Brief: A single stretch of the material below is to be transcribed exactly, starting at the line with "These are results" and ending after the line with "barrier be trusted?**".

Given records Start Marker

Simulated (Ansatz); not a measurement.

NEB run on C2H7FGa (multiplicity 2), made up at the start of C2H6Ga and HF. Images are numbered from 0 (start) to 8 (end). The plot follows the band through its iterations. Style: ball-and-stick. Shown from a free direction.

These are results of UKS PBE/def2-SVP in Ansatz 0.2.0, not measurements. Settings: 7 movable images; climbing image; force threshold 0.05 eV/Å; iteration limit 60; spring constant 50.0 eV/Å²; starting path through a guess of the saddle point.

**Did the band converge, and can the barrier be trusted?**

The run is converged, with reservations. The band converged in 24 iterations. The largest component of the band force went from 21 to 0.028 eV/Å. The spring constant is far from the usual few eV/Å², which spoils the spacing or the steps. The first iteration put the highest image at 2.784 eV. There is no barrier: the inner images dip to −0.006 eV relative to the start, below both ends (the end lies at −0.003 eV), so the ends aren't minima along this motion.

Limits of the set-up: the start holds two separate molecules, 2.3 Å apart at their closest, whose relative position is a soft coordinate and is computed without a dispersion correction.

Given records End Marker

Written solution:
These are results of UKS PBE/def2-SVP in Ansatz 0.2.0, not measurements. Settings: 7 movable images; climbing image; force threshold 0.05 eV/Å; iteration limit 60; spring constant 50.0 eV/Å²; starting path through a guess of the saddle point.

**Did the band converge, and can the barrier be trusted?**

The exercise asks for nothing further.